→ Assigned task
A verbatim copy of every entry is required.

═════ Data extract ═════

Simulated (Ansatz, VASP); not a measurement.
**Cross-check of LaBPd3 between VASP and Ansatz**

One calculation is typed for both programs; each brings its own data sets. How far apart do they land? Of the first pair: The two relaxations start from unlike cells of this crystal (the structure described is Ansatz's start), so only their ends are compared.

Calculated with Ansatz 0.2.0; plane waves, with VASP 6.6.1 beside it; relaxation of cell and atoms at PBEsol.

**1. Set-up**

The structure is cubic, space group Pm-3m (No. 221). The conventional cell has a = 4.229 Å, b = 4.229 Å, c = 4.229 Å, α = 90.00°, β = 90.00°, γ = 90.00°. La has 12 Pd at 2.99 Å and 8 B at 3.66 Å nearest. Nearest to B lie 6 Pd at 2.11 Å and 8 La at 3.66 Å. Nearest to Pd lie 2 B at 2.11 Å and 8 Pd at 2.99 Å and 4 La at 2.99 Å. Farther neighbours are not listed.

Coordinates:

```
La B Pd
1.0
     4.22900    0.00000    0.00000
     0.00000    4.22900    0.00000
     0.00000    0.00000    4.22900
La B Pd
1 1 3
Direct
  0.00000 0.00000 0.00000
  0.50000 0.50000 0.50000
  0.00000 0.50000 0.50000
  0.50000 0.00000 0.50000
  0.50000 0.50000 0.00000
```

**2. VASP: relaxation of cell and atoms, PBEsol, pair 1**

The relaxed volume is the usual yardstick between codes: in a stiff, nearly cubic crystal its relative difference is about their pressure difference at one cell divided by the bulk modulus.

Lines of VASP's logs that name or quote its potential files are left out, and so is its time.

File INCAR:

═════

→ Task solution
Simulated (Ansatz, VASP); not a measurement.
**Cross-check of LaBPd3 between VASP and Ansatz**

One calculation is typed for both programs; each brings its own data sets. How far apart do they land? Of the first pair: The two relaxations start from unlike cells of this crystal (the structure described is Ansatz's start), so only their ends are compared.

Calculated with Ansatz 0.2.0; plane waves, with VASP 6.6.1 beside it; relaxation of cell and atoms at PBEsol.

**1. Set-up**

The structure is cubic, space group Pm-3m (No. 221). The conventional cell has a = 4.229 Å, b = 4.229 Å, c = 4.229 Å, α = 90.00°, β = 90.00°, γ = 90.00°. La has 12 Pd at 2.99 Å and 8 B at 3.66 Å nearest. Nearest to B lie 6 Pd at 2.11 Å and 8 La at 3.66 Å. Nearest to Pd lie 2 B at 2.11 Å and 8 Pd at 2.99 Å and 4 La at 2.99 Å. Farther neighbours are not listed.

Coordinates:

```
La B Pd
1.0
     4.22900    0.00000    0.00000
     0.00000    4.22900    0.00000
     0.00000    0.00000    4.22900
La B Pd
1 1 3
Direct
  0.00000 0.00000 0.00000
  0.50000 0.50000 0.50000
  0.00000 0.50000 0.50000
  0.50000 0.00000 0.50000
  0.50000 0.50000 0.00000
```

**2. VASP: relaxation of cell and atoms, PBEsol, pair 1**

The relaxed volume is the usual yardstick between codes: in a stiff, nearly cubic crystal its relative difference is about their pressure difference at one cell divided by the bulk modulus.

Lines of VASP's logs that name or quote its potential files are left out, and so is its time.

File INCAR:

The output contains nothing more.